> _Activity_: Repeat the records below line by line, exactly, finishing on the line that contains "Change from the".

□ □ □

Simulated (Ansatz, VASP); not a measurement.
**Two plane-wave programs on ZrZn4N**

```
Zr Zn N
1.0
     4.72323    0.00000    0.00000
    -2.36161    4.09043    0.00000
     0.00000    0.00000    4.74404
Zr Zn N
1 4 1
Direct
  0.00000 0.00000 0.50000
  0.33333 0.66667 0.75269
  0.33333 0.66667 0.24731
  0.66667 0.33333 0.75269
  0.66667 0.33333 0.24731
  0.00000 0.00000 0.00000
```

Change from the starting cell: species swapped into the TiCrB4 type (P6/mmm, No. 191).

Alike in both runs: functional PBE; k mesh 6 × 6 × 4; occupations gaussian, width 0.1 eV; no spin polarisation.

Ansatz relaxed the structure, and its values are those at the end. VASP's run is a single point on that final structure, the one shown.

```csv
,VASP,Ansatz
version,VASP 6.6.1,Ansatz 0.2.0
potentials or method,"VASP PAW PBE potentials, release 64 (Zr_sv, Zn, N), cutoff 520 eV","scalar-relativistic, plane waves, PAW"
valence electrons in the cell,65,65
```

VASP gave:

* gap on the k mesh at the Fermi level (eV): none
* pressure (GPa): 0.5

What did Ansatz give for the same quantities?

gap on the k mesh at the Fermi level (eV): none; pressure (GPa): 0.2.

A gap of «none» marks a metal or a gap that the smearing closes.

□ □ □

> _Result_:
Simulated (Ansatz, VASP); not a measurement.
**Two plane-wave programs on ZrZn4N**

```
Zr Zn N
1.0
     4.72323    0.00000    0.00000
    -2.36161    4.09043    0.00000
     0.00000    0.00000    4.74404
Zr Zn N
1 4 1
Direct
  0.00000 0.00000 0.50000
  0.33333 0.66667 0.75269
  0.33333 0.66667 0.24731
  0.66667 0.33333 0.75269
  0.66667 0.33333 0.24731
  0.00000 0.00000 0.00000
```

Change from the starting cell: species swapped into the TiCrB4 type (P6/mmm, No. 191).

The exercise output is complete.